-- -- --

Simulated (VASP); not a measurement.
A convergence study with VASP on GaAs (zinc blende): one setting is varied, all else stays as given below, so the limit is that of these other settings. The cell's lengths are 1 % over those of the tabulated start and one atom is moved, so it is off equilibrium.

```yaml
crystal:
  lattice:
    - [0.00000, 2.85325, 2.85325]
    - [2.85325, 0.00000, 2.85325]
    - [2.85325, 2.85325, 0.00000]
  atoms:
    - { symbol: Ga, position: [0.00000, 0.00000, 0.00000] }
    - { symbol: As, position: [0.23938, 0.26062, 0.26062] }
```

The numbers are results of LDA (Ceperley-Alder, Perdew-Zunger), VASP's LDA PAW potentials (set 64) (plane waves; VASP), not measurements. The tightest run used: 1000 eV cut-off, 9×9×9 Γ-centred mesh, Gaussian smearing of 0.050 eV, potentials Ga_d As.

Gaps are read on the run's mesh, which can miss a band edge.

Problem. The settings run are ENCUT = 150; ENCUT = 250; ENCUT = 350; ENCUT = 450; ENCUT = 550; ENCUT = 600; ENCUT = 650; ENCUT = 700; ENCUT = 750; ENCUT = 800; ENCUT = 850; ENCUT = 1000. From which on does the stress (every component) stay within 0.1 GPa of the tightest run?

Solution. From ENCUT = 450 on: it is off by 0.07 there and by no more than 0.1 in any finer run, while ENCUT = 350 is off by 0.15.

-- -- --

[Work instruction] Your answer should consist of the lines from the line with "A convergence study" to the line with "Problem. The settings" above, repeated exactly, both ends included.

[Task answer]
A convergence study with VASP on GaAs (zinc blende): one setting is varied, all else stays as given below, so the limit is that of these other settings. The cell's lengths are 1 % over those of the tabulated start and one atom is moved, so it is off equilibrium.

```yaml
crystal:
  lattice:
    - [0.00000, 2.85325, 2.85325]
    - [2.85325, 0.00000, 2.85325]
    - [2.85325, 2.85325, 0.00000]
  atoms:
    - { symbol: Ga, position: [0.00000, 0.00000, 0.00000] }
    - { symbol: As, position: [0.23938, 0.26062, 0.26062] }
```

The numbers are results of LDA (Ceperley-Alder, Perdew-Zunger), VASP's LDA PAW potentials (set 64) (plane waves; VASP), not measurements. The tightest run used: 1000 eV cut-off, 9×9×9 Γ-centred mesh, Gaussian smearing of 0.050 eV, potentials Ga_d As.

Gaps are read on the run's mesh, which can miss a band edge.

Problem. The settings run are ENCUT = 150; ENCUT = 250; ENCUT = 350; ENCUT = 450; ENCUT = 550; ENCUT = 600; ENCUT = 650; ENCUT = 700; ENCUT = 750; ENCUT = 800; ENCUT = 850; ENCUT = 1000. From which on does the stress (every component) stay within 0.1 GPa of the tightest run?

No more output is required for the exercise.